*Work task*. Please repeat the listing in its entirety, without any alteration.

*Study material*.
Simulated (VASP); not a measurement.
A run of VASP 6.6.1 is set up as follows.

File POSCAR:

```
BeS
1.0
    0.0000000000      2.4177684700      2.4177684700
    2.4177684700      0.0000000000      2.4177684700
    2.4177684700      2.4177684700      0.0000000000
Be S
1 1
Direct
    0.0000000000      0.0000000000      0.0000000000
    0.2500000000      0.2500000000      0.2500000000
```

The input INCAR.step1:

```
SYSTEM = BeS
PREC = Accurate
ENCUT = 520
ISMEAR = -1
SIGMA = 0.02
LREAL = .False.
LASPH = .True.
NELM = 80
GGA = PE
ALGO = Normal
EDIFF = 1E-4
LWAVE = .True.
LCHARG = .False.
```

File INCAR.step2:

*Answer space*.
Simulated (VASP); not a measurement.
A run of VASP 6.6.1 is set up as follows.

File POSCAR:

```
BeS
1.0
    0.0000000000      2.4177684700      2.4177684700
    2.4177684700      0.0000000000      2.4177684700
    2.4177684700      2.4177684700      0.0000000000
Be S
1 1
Direct
    0.0000000000      0.0000000000      0.0000000000
    0.2500000000      0.2500000000      0.2500000000
```

The input INCAR.step1:

```
SYSTEM = BeS
PREC = Accurate
ENCUT = 520
ISMEAR = -1
SIGMA = 0.02
LREAL = .False.
LASPH = .True.
NELM = 80
GGA = PE
ALGO = Normal
EDIFF = 1E-4
LWAVE = .True.
LCHARG = .False.
```

File INCAR.step2:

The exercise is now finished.